> _Action item_
Please repeat the records below exactly, from the first line through the line containing "Curves of NSmO²⁺", and nothing more.

> _Source information_
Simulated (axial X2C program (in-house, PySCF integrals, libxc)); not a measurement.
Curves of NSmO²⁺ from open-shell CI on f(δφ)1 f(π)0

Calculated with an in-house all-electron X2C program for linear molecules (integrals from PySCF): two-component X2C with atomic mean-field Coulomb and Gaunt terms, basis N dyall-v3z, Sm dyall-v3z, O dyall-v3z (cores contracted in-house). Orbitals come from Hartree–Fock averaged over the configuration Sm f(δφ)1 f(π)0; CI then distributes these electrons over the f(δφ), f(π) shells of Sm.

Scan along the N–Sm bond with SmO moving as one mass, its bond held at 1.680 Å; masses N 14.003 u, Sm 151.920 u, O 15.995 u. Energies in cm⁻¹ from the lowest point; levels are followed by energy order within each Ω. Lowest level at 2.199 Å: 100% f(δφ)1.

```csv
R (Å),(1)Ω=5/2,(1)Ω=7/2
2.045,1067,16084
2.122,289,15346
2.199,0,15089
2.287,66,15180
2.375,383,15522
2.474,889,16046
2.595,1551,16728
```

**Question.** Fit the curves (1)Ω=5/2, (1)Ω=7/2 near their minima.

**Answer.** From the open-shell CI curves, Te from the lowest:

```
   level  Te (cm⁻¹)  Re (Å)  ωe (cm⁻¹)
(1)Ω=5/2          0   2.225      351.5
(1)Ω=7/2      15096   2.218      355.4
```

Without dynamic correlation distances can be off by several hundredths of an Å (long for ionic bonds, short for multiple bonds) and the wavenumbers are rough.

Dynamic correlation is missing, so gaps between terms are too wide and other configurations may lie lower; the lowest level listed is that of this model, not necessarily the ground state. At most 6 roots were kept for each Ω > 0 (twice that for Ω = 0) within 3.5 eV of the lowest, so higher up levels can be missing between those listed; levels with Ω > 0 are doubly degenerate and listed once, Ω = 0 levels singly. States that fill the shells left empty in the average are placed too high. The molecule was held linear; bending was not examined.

> _Written solution_
Simulated (axial X2C program (in-house, PySCF integrals, libxc)); not a measurement.
Curves of NSmO²⁺ from open-shell CI on f(δφ)1 f(π)0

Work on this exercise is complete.